• Brief: Transcribe only part of the material below: the lines from the one containing "Program: VASP 6.6.1." through the one containing "Single point, r2SCAN**", inclusive, exactly as written.

• Given information:
+===+

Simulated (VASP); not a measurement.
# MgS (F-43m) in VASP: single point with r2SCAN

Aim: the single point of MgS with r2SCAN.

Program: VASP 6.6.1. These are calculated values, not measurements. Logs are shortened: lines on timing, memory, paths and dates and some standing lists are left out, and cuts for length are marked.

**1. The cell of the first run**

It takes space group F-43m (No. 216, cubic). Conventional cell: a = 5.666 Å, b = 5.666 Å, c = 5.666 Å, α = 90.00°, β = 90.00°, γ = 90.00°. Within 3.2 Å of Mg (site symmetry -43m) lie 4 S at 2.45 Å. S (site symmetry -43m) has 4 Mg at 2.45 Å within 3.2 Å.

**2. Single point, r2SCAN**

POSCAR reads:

+===+

• Answer area:
Program: VASP 6.6.1. These are calculated values, not measurements. Logs are shortened: lines on timing, memory, paths and dates and some standing lists are left out, and cuts for length are marked.

**1. The cell of the first run**

It takes space group F-43m (No. 216, cubic). Conventional cell: a = 5.666 Å, b = 5.666 Å, c = 5.666 Å, α = 90.00°, β = 90.00°, γ = 90.00°. Within 3.2 Å of Mg (site symmetry -43m) lie 4 S at 2.45 Å. S (site symmetry -43m) has 4 Mg at 2.45 Å within 3.2 Å.

**2. Single point, r2SCAN**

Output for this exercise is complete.